▶ **Work request**
Copy all of the records exactly.

▶ **Dataset records**
- - -

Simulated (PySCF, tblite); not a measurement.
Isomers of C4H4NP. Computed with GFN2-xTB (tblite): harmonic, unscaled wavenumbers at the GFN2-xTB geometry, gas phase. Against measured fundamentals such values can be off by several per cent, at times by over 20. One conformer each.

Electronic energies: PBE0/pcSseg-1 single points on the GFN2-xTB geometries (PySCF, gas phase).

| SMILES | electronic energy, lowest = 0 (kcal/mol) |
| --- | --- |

- - -

▶ **Exercise output**
Simulated (PySCF, tblite); not a measurement.
Isomers of C4H4NP. Computed with GFN2-xTB (tblite): harmonic, unscaled wavenumbers at the GFN2-xTB geometry, gas phase. Against measured fundamentals such values can be off by several per cent, at times by over 20. One conformer each.

Electronic energies: PBE0/pcSseg-1 single points on the GFN2-xTB geometries (PySCF, gas phase).

| SMILES | electronic energy, lowest = 0 (kcal/mol) |
| --- | --- |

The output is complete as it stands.